Read the listing below. Then repeat it exactly.

START Input data
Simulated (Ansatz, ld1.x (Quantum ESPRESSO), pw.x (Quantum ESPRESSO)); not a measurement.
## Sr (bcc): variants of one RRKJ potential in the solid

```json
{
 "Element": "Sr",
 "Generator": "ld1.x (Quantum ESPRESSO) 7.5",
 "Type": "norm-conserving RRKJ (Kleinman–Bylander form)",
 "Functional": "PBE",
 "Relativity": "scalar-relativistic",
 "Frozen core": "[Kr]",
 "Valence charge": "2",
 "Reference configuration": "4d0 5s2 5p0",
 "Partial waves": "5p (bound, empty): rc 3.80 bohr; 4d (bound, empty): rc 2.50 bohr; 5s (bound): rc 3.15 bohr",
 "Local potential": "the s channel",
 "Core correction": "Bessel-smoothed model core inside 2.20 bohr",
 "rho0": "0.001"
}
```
END Input data

**Task result:**
Simulated (Ansatz, ld1.x (Quantum ESPRESSO), pw.x (Quantum ESPRESSO)); not a measurement.
## Sr (bcc): variants of one RRKJ potential in the solid

```json
{
 "Element": "Sr",
 "Generator": "ld1.x (Quantum ESPRESSO) 7.5",
 "Type": "norm-conserving RRKJ (Kleinman–Bylander form)",
 "Functional": "PBE",
 "Relativity": "scalar-relativistic",
 "Frozen core": "[Kr]",
 "Valence charge": "2",
 "Reference configuration": "4d0 5s2 5p0",
 "Partial waves": "5p (bound, empty): rc 3.80 bohr; 4d (bound, empty): rc 2.50 bohr; 5s (bound): rc 3.15 bohr",
 "Local potential": "the s channel",
 "Core correction": "Bessel-smoothed model core inside 2.20 bohr",
 "rho0": "0.001"
}
```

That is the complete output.